Assigned task → Output every line of the material exactly.

Available data →
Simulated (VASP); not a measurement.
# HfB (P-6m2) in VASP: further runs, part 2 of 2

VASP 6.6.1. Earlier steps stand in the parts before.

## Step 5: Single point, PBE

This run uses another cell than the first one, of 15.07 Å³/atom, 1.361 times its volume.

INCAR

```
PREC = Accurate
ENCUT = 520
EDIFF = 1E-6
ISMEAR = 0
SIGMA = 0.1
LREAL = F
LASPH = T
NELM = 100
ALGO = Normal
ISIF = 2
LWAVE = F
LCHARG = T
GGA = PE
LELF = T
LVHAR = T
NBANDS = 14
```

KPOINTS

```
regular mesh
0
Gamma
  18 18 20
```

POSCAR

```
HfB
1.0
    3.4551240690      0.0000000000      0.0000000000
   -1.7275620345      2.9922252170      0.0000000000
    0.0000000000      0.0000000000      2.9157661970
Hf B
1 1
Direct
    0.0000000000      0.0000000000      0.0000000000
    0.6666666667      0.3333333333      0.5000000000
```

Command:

Response area →
Simulated (VASP); not a measurement.
# HfB (P-6m2) in VASP: further runs, part 2 of 2

VASP 6.6.1. Earlier steps stand in the parts before.

## Step 5: Single point, PBE

This run uses another cell than the first one, of 15.07 Å³/atom, 1.361 times its volume.

INCAR

```
PREC = Accurate
ENCUT = 520
EDIFF = 1E-6
ISMEAR = 0
SIGMA = 0.1
LREAL = F
LASPH = T
NELM = 100
ALGO = Normal
ISIF = 2
LWAVE = F
LCHARG = T
GGA = PE
LELF = T
LVHAR = T
NBANDS = 14
```

KPOINTS

```
regular mesh
0
Gamma
  18 18 20
```

POSCAR

```
HfB
1.0
    3.4551240690      0.0000000000      0.0000000000
   -1.7275620345      2.9922252170      0.0000000000
    0.0000000000      0.0000000000      2.9157661970
Hf B
1 1
Direct
    0.0000000000      0.0000000000      0.0000000000
    0.6666666667      0.3333333333      0.5000000000
```

Command:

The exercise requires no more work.